» Dataset excerpts:
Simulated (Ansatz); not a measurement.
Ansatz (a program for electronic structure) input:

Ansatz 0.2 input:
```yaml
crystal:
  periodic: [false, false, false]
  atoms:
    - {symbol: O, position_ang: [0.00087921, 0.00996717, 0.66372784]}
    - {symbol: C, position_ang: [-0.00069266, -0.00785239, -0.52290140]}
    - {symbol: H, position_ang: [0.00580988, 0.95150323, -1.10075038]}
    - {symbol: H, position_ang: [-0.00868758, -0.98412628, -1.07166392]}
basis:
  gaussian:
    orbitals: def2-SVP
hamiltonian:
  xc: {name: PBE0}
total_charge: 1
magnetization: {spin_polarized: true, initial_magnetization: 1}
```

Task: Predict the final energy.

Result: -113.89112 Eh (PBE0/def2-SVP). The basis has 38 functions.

» Work task: Provide all the records again, word for word.

» Answer area:
Simulated (Ansatz); not a measurement.
Ansatz (a program for electronic structure) input:

Ansatz 0.2 input:
```yaml
crystal:
  periodic: [false, false, false]
  atoms:
    - {symbol: O, position_ang: [0.00087921, 0.00996717, 0.66372784]}
    - {symbol: C, position_ang: [-0.00069266, -0.00785239, -0.52290140]}
    - {symbol: H, position_ang: [0.00580988, 0.95150323, -1.10075038]}
    - {symbol: H, position_ang: [-0.00868758, -0.98412628, -1.07166392]}
basis:
  gaussian:
    orbitals: def2-SVP
hamiltonian:
  xc: {name: PBE0}
total_charge: 1
magnetization: {spin_polarized: true, initial_magnetization: 1}
```

Task: Predict the final energy.

Result: -113.89112 Eh (PBE0/def2-SVP). The basis has 38 functions.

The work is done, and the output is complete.